▸ **Action item**
Produce word for word the lines of the data below running from the one that has "All numbers are" to the one that has "### 1 The cell of the first run", inclusive, and no others.

START Data under study

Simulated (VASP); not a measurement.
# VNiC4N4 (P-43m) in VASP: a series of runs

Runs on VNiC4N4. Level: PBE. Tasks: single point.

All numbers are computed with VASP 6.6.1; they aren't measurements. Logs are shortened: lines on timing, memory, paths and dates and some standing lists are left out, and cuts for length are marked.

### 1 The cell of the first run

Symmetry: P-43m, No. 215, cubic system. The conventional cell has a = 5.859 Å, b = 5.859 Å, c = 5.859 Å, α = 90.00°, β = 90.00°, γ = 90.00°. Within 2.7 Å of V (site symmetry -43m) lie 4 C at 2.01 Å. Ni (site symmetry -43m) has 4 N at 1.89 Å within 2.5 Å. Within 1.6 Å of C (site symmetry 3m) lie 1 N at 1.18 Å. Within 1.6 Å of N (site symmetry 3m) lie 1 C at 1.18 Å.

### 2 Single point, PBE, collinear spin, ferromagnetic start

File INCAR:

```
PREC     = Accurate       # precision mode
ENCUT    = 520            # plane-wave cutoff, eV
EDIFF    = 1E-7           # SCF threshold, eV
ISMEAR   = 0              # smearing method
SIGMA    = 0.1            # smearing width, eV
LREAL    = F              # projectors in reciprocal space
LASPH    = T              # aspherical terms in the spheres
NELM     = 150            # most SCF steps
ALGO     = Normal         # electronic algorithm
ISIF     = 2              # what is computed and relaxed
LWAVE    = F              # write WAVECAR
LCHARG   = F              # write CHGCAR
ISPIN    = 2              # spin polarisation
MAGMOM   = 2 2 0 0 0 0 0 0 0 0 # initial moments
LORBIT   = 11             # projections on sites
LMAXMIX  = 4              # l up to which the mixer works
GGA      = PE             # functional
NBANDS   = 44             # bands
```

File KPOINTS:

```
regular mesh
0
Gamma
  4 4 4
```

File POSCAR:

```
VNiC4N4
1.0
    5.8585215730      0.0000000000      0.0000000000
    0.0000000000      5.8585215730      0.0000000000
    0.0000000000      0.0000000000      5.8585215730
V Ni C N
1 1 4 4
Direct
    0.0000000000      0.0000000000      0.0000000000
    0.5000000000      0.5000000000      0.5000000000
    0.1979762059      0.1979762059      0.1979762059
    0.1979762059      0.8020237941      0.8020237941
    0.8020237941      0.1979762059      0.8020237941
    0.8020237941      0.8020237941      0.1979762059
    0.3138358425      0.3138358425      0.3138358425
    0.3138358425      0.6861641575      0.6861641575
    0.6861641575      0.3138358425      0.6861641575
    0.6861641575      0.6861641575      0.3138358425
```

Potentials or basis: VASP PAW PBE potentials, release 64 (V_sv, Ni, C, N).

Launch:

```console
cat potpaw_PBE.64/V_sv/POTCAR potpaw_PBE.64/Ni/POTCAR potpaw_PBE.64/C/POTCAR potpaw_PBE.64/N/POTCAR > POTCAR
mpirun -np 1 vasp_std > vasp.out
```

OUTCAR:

END Data under study

▸ **Exercise answer**
All numbers are computed with VASP 6.6.1; they aren't measurements. Logs are shortened: lines on timing, memory, paths and dates and some standing lists are left out, and cuts for length are marked.

### 1 The cell of the first run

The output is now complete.